* **BRIEF**:
Reproduce verbatim the lines of the material below, starting at the line with "### Step 3. VASP: zone-centre phonons, LDA" and ending at the line with "The same cell, functional", both inclusive; skip the rest.

* **RECORD EXCERPTS**:
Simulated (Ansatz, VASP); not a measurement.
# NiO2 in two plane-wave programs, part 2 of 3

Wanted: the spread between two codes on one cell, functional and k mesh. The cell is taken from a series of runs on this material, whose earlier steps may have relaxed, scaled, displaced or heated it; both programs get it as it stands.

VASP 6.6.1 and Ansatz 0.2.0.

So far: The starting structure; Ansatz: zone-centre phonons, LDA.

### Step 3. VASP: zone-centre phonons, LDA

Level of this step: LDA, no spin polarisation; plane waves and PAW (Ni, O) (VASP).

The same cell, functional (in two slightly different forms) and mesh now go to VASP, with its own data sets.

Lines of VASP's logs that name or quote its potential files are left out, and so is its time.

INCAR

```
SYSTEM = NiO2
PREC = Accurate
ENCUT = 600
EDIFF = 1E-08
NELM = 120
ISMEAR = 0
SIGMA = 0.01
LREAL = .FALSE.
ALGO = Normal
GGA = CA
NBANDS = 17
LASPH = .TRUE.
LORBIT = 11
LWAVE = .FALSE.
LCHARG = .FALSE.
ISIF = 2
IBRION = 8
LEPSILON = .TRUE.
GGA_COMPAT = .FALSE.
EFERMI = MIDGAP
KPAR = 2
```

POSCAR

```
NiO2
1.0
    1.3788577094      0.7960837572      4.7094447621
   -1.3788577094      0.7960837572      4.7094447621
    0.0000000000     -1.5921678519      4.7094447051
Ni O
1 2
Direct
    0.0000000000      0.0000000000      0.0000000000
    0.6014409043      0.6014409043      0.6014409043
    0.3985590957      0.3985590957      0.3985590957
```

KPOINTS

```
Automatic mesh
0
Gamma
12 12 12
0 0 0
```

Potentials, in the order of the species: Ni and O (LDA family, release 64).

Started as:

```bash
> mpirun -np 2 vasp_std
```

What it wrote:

* **RESPONSE AREA**:
### Step 3. VASP: zone-centre phonons, LDA

Level of this step: LDA, no spin polarisation; plane waves and PAW (Ni, O) (VASP).

The same cell, functional (in two slightly different forms) and mesh now go to VASP, with its own data sets.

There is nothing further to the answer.